Work request: A complete transcription of the material, exact in every line, is what is wanted.

Data extracts:
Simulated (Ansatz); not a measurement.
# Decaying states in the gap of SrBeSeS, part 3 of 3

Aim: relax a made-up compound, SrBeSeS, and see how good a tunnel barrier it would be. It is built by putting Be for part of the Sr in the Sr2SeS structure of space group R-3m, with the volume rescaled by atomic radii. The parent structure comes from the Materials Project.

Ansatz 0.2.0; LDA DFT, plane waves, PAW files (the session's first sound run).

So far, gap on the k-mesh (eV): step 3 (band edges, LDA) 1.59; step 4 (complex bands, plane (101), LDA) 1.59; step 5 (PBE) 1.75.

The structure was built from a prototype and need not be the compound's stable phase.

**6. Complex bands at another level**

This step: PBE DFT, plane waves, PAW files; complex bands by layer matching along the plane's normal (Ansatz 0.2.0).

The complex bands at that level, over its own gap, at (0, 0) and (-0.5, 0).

Written answer:
Simulated (Ansatz); not a measurement.
# Decaying states in the gap of SrBeSeS, part 3 of 3

Aim: relax a made-up compound, SrBeSeS, and see how good a tunnel barrier it would be. It is built by putting Be for part of the Sr in the Sr2SeS structure of space group R-3m, with the volume rescaled by atomic radii. The parent structure comes from the Materials Project.

Ansatz 0.2.0; LDA DFT, plane waves, PAW files (the session's first sound run).

So far, gap on the k-mesh (eV): step 3 (band edges, LDA) 1.59; step 4 (complex bands, plane (101), LDA) 1.59; step 5 (PBE) 1.75.

The structure was built from a prototype and need not be the compound's stable phase.

**6. Complex bands at another level**

This step: PBE DFT, plane waves, PAW files; complex bands by layer matching along the plane's normal (Ansatz 0.2.0).

The complex bands at that level, over its own gap, at (0, 0) and (-0.5, 0).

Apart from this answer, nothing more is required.